Listed records:
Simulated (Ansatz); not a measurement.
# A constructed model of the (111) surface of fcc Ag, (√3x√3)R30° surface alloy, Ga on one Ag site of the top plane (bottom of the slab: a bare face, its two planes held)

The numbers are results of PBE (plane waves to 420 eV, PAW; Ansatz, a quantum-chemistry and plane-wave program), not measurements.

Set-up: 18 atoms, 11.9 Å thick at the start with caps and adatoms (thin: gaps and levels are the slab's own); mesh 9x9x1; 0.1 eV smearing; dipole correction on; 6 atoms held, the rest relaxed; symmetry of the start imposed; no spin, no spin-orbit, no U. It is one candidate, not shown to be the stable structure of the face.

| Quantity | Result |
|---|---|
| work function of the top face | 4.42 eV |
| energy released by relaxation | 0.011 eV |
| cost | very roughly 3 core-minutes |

Assigned task: Return each line above exactly as it appears.

Your response:
Simulated (Ansatz); not a measurement.
# A constructed model of the (111) surface of fcc Ag, (√3x√3)R30° surface alloy, Ga on one Ag site of the top plane (bottom of the slab: a bare face, its two planes held)

The numbers are results of PBE (plane waves to 420 eV, PAW; Ansatz, a quantum-chemistry and plane-wave program), not measurements.

Set-up: 18 atoms, 11.9 Å thick at the start with caps and adatoms (thin: gaps and levels are the slab's own); mesh 9x9x1; 0.1 eV smearing; dipole correction on; 6 atoms held, the rest relaxed; symmetry of the start imposed; no spin, no spin-orbit, no U. It is one candidate, not shown to be the stable structure of the face.

| Quantity | Result |
|---|---|
| work function of the top face | 4.42 eV |
| energy released by relaxation | 0.011 eV |
| cost | very roughly 3 core-minutes |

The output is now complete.